Exercise =>
Only the lines from the first line of the material below to the line containing "A work function", inclusive, should be copied, each exactly as written.

Study material =>
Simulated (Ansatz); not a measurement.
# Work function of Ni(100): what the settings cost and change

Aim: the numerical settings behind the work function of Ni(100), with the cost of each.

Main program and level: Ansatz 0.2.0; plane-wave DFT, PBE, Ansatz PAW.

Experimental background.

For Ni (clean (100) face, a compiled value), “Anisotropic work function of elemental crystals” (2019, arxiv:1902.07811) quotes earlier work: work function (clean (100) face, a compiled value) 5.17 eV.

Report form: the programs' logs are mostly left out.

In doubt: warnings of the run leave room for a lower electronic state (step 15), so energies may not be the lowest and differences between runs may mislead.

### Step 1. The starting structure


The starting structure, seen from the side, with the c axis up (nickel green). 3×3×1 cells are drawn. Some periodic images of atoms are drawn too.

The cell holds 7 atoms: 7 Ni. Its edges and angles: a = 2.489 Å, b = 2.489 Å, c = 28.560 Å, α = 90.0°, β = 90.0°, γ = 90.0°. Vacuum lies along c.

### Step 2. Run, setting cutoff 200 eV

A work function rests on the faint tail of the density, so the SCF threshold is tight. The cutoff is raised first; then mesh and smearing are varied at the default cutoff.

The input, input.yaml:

Task response =>
Simulated (Ansatz); not a measurement.
# Work function of Ni(100): what the settings cost and change

Aim: the numerical settings behind the work function of Ni(100), with the cost of each.

Main program and level: Ansatz 0.2.0; plane-wave DFT, PBE, Ansatz PAW.

Experimental background.

For Ni (clean (100) face, a compiled value), “Anisotropic work function of elemental crystals” (2019, arxiv:1902.07811) quotes earlier work: work function (clean (100) face, a compiled value) 5.17 eV.

Report form: the programs' logs are mostly left out.

In doubt: warnings of the run leave room for a lower electronic state (step 15), so energies may not be the lowest and differences between runs may mislead.

### Step 1. The starting structure


The starting structure, seen from the side, with the c axis up (nickel green). 3×3×1 cells are drawn. Some periodic images of atoms are drawn too.

The cell holds 7 atoms: 7 Ni. Its edges and angles: a = 2.489 Å, b = 2.489 Å, c = 28.560 Å, α = 90.0°, β = 90.0°, γ = 90.0°. Vacuum lies along c.

### Step 2. Run, setting cutoff 200 eV

A work function rests on the faint tail of the density, so the SCF threshold is tight. The cutoff is raised first; then mesh and smearing are varied at the default cutoff.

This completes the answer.